* [REQUIREMENT] Set down exactly the lines in the records below that run from the line with "Cantera equilibrium calculation" to the line with "the condensed phases.", inclusive, and nothing more.

* [DATASET ENTRIES]

=== Section Start ===

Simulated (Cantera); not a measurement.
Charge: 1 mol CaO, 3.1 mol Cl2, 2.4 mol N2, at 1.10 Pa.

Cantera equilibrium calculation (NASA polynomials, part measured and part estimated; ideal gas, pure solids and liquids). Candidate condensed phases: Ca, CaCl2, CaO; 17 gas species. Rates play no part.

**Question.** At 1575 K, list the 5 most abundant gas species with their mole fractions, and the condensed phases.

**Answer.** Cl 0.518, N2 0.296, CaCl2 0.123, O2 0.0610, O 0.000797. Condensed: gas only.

=== Section End ===

* [WRITTEN ANSWER]
Cantera equilibrium calculation (NASA polynomials, part measured and part estimated; ideal gas, pure solids and liquids). Candidate condensed phases: Ca, CaCl2, CaO; 17 gas species. Rates play no part.

**Question.** At 1575 K, list the 5 most abundant gas species with their mole fractions, and the condensed phases.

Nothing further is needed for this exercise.